Segment Open

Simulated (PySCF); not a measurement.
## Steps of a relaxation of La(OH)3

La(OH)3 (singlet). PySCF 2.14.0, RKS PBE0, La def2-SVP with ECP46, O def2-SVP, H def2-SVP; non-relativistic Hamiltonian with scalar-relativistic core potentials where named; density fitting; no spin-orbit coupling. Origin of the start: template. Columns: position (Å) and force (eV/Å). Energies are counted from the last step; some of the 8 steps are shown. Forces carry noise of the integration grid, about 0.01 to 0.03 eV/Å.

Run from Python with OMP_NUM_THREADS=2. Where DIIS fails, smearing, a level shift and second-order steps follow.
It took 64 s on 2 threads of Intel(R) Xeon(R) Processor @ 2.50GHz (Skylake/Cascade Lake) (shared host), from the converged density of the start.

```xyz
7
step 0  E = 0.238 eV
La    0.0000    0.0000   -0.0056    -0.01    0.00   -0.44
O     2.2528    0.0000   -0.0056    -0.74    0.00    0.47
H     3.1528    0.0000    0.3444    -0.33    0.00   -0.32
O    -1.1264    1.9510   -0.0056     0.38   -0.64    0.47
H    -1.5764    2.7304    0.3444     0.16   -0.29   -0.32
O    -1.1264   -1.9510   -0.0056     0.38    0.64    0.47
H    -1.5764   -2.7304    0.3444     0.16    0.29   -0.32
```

Segment Closed

Please make an exact copy of the lines above from the line with "La(OH)3 (singlet). PySCF" through the line with "Run from Python", both ends included.

## Exercise response
La(OH)3 (singlet). PySCF 2.14.0, RKS PBE0, La def2-SVP with ECP46, O def2-SVP, H def2-SVP; non-relativistic Hamiltonian with scalar-relativistic core potentials where named; density fitting; no spin-orbit coupling. Origin of the start: template. Columns: position (Å) and force (eV/Å). Energies are counted from the last step; some of the 8 steps are shown. Forces carry noise of the integration grid, about 0.01 to 0.03 eV/Å.

Run from Python with OMP_NUM_THREADS=2. Where DIIS fails, smearing, a level shift and second-order steps follow.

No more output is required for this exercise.